▶ [Supplied entries]
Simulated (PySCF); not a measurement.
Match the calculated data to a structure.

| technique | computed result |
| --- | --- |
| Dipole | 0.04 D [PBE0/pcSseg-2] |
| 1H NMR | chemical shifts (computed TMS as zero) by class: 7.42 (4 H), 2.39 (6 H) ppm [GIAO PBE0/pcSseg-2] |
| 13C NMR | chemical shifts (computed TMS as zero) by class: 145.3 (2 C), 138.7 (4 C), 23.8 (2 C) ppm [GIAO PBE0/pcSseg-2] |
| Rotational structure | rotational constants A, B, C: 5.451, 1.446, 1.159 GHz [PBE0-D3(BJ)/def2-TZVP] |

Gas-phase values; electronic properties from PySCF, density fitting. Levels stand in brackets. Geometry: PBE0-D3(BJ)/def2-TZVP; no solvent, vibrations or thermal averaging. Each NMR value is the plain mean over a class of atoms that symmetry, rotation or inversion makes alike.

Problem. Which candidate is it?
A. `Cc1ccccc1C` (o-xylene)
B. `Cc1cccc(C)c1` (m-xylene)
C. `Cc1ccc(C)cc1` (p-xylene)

▶ [Work request] Reproduce the listing above exactly, but only from its first line through the line holding "GHz [PBE0-D3(BJ)/def2-TZVP] |"; both of those lines are included.

▶ [Result]
Simulated (PySCF); not a measurement.
Match the calculated data to a structure.

| technique | computed result |
| --- | --- |
| Dipole | 0.04 D [PBE0/pcSseg-2] |
| 1H NMR | chemical shifts (computed TMS as zero) by class: 7.42 (4 H), 2.39 (6 H) ppm [GIAO PBE0/pcSseg-2] |
| 13C NMR | chemical shifts (computed TMS as zero) by class: 145.3 (2 C), 138.7 (4 C), 23.8 (2 C) ppm [GIAO PBE0/pcSseg-2] |
| Rotational structure | rotational constants A, B, C: 5.451, 1.446, 1.159 GHz [PBE0-D3(BJ)/def2-TZVP] |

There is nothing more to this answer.